WORK REQUEST:
What is needed is an exact copy of all the entries.

SUPPLIED MATERIAL:
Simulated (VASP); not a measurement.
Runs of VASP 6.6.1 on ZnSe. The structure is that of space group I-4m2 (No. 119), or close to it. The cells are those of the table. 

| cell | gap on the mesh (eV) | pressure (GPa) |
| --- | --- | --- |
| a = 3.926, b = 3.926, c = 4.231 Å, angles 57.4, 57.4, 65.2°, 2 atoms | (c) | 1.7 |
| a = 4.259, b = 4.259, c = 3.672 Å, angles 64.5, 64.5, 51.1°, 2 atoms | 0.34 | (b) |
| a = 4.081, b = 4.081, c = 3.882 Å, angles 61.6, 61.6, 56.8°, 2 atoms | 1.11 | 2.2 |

RESPONSE BOX:
Simulated (VASP); not a measurement.
Runs of VASP 6.6.1 on ZnSe. The structure is that of space group I-4m2 (No. 119), or close to it. The cells are those of the table. 

| cell | gap on the mesh (eV) | pressure (GPa) |
| --- | --- | --- |
| a = 3.926, b = 3.926, c = 4.231 Å, angles 57.4, 57.4, 65.2°, 2 atoms | (c) | 1.7 |
| a = 4.259, b = 4.259, c = 3.672 Å, angles 64.5, 64.5, 51.1°, 2 atoms | 0.34 | (b) |
| a = 4.081, b = 4.081, c = 3.882 Å, angles 61.6, 61.6, 56.8°, 2 atoms | 1.11 | 2.2 |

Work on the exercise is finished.